-- INPUT DATA --
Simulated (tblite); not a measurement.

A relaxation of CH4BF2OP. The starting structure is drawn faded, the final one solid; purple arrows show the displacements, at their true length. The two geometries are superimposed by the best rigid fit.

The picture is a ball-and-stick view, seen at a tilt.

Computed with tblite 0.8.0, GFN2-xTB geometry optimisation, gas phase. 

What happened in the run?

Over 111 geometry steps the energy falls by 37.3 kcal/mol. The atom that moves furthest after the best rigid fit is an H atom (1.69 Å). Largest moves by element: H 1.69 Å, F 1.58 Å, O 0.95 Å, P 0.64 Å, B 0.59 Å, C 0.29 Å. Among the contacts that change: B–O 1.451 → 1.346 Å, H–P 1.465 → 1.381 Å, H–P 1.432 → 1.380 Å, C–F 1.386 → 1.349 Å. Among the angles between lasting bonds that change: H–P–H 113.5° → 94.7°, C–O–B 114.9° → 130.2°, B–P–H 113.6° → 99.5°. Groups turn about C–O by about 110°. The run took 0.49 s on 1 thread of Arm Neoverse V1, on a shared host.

-- TASK ITEM --
The whole listing, word for word, is the required answer.

-- EXERCISE SOLUTION --
Simulated (tblite); not a measurement.

A relaxation of CH4BF2OP. The starting structure is drawn faded, the final one solid; purple arrows show the displacements, at their true length. The two geometries are superimposed by the best rigid fit.

The picture is a ball-and-stick view, seen at a tilt.

Computed with tblite 0.8.0, GFN2-xTB geometry optimisation, gas phase. 

What happened in the run?

Over 111 geometry steps the energy falls by 37.3 kcal/mol. The atom that moves furthest after the best rigid fit is an H atom (1.69 Å). Largest moves by element: H 1.69 Å, F 1.58 Å, O 0.95 Å, P 0.64 Å, B 0.59 Å, C 0.29 Å. Among the contacts that change: B–O 1.451 → 1.346 Å, H–P 1.465 → 1.381 Å, H–P 1.432 → 1.380 Å, C–F 1.386 → 1.349 Å. Among the angles between lasting bonds that change: H–P–H 113.5° → 94.7°, C–O–B 114.9° → 130.2°, B–P–H 113.6° → 99.5°. Groups turn about C–O by about 110°. The run took 0.49 s on 1 thread of Arm Neoverse V1, on a shared host.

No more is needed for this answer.